Required action
Please reproduce the following records exactly as they appear.

Exercise data
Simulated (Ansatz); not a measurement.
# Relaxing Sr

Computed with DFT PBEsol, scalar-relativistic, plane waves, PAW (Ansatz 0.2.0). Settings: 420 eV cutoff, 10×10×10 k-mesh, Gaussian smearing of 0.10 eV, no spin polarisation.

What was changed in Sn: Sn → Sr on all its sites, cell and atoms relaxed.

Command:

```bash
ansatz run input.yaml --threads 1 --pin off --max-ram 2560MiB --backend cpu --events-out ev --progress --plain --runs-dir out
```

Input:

Problem solution
Simulated (Ansatz); not a measurement.
# Relaxing Sr

Computed with DFT PBEsol, scalar-relativistic, plane waves, PAW (Ansatz 0.2.0). Settings: 420 eV cutoff, 10×10×10 k-mesh, Gaussian smearing of 0.10 eV, no spin polarisation.

What was changed in Sn: Sn → Sr on all its sites, cell and atoms relaxed.

Command:

```bash
ansatz run input.yaml --threads 1 --pin off --max-ram 2560MiB --backend cpu --events-out ev --progress --plain --runs-dir out
```

Input:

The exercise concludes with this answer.